> [EXERCISE DATA]
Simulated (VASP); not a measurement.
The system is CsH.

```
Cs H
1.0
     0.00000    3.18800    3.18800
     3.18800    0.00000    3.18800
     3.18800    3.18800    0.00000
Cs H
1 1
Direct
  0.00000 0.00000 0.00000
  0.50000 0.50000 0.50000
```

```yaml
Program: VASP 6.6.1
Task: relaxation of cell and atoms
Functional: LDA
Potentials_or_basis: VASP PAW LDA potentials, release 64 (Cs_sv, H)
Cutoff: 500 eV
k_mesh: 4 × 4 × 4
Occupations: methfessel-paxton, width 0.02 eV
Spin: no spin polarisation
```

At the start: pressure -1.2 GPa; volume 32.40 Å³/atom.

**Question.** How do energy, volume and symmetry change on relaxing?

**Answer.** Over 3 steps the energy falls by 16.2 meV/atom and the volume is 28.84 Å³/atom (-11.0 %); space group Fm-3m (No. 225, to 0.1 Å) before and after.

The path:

> [REQUIRED ACTION]
Output the entries above word for word.

> [PROBLEM SOLUTION]
Simulated (VASP); not a measurement.
The system is CsH.

```
Cs H
1.0
     0.00000    3.18800    3.18800
     3.18800    0.00000    3.18800
     3.18800    3.18800    0.00000
Cs H
1 1
Direct
  0.00000 0.00000 0.00000
  0.50000 0.50000 0.50000
```

```yaml
Program: VASP 6.6.1
Task: relaxation of cell and atoms
Functional: LDA
Potentials_or_basis: VASP PAW LDA potentials, release 64 (Cs_sv, H)
Cutoff: 500 eV
k_mesh: 4 × 4 × 4
Occupations: methfessel-paxton, width 0.02 eV
Spin: no spin polarisation
```

At the start: pressure -1.2 GPa; volume 32.40 Å³/atom.

**Question.** How do energy, volume and symmetry change on relaxing?

**Answer.** Over 3 steps the energy falls by 16.2 meV/atom and the volume is 28.84 Å³/atom (-11.0 %); space group Fm-3m (No. 225, to 0.1 Å) before and after.

The path:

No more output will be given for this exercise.